Top of DATA

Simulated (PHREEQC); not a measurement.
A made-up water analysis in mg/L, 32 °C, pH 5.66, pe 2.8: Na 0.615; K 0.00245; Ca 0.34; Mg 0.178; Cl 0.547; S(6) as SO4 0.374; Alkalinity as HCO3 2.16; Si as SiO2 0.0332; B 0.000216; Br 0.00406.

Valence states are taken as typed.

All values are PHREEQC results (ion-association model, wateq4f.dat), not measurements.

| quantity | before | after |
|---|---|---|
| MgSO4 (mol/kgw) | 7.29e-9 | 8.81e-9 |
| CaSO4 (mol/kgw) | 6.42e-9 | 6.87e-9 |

Bottom of DATA

▶ [ACTIVITY]: Please write out each entry shown above exactly as given.

▶ [RESPONSE]:
Simulated (PHREEQC); not a measurement.
A made-up water analysis in mg/L, 32 °C, pH 5.66, pe 2.8: Na 0.615; K 0.00245; Ca 0.34; Mg 0.178; Cl 0.547; S(6) as SO4 0.374; Alkalinity as HCO3 2.16; Si as SiO2 0.0332; B 0.000216; Br 0.00406.

Valence states are taken as typed.

All values are PHREEQC results (ion-association model, wateq4f.dat), not measurements.

| quantity | before | after |
|---|---|---|
| MgSO4 (mol/kgw) | 7.29e-9 | 8.81e-9 |
| CaSO4 (mol/kgw) | 6.42e-9 | 6.87e-9 |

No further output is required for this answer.